# [Given records]
════════════════════

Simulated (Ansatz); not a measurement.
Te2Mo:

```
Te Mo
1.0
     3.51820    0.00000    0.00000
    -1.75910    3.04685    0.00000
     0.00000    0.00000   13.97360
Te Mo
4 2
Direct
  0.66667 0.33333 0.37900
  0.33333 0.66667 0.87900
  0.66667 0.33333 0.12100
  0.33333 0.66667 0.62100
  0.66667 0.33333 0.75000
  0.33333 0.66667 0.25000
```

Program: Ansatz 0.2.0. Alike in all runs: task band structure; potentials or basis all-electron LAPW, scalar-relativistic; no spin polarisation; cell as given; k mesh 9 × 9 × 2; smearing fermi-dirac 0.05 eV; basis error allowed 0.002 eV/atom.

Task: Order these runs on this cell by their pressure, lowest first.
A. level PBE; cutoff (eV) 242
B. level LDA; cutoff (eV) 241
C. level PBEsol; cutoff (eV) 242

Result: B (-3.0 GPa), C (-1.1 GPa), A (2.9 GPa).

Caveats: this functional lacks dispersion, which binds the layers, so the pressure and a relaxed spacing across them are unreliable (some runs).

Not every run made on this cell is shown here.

════════════════════

# [Required action]
An exact copy of the lines above, from the one containing "A. level PBE; cutoff (eV) 242" down to the one containing "Caveats: this functional" and including both, is the whole answer; retype it and nothing else.

# [Answer box]
A. level PBE; cutoff (eV) 242
B. level LDA; cutoff (eV) 241
C. level PBEsol; cutoff (eV) 242

Result: B (-3.0 GPa), C (-1.1 GPa), A (2.9 GPa).

Caveats: this functional lacks dispersion, which binds the layers, so the pressure and a relaxed spacing across them are unreliable (some runs).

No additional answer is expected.